Action item. Your output must match the records exactly, line for line.

Recorded information.
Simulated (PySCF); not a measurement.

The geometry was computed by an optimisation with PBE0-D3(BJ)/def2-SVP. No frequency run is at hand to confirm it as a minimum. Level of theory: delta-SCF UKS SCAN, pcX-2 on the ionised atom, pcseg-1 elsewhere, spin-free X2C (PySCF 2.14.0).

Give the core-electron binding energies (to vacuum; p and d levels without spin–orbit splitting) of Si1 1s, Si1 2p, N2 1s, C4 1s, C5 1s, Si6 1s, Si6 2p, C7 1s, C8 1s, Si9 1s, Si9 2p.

Your solution.
Simulated (PySCF); not a measurement.

The geometry was computed by an optimisation with PBE0-D3(BJ)/def2-SVP. No frequency run is at hand to confirm it as a minimum. Level of theory: delta-SCF UKS SCAN, pcX-2 on the ionised atom, pcseg-1 elsewhere, spin-free X2C (PySCF 2.14.0).

Give the core-electron binding energies (to vacuum; p and d levels without spin–orbit splitting) of Si1 1s, Si1 2p, N2 1s, C4 1s, C5 1s, Si6 1s, Si6 2p, C7 1s, C8 1s, Si9 1s, Si9 2p.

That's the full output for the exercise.